### BRIEF
Each line below must be printed exactly as it stands.

[DATA EXTRACT]

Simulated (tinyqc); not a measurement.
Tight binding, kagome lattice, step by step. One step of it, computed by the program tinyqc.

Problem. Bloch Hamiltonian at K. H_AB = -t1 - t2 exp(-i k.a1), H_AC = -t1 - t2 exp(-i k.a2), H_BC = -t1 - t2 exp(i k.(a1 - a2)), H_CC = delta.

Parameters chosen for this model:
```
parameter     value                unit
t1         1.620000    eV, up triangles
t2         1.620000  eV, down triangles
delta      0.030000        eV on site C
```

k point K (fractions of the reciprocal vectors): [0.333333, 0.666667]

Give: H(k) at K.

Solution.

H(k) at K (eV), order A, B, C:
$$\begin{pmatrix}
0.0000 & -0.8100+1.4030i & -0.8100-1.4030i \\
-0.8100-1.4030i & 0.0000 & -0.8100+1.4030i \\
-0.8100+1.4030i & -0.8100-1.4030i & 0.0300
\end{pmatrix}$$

[/DATA EXTRACT]

### EXERCISE RESPONSE
Simulated (tinyqc); not a measurement.
Tight binding, kagome lattice, step by step. One step of it, computed by the program tinyqc.

Problem. Bloch Hamiltonian at K. H_AB = -t1 - t2 exp(-i k.a1), H_AC = -t1 - t2 exp(-i k.a2), H_BC = -t1 - t2 exp(i k.(a1 - a2)), H_CC = delta.

Parameters chosen for this model:
```
parameter     value                unit
t1         1.620000    eV, up triangles
t2         1.620000  eV, down triangles
delta      0.030000        eV on site C
```

k point K (fractions of the reciprocal vectors): [0.333333, 0.666667]

Give: H(k) at K.

Solution.

H(k) at K (eV), order A, B, C:
$$\begin{pmatrix}
0.0000 & -0.8100+1.4030i & -0.8100-1.4030i \\
-0.8100-1.4030i & 0.0000 & -0.8100+1.4030i \\
-0.8100+1.4030i & -0.8100-1.4030i & 0.0300
\end{pmatrix}$$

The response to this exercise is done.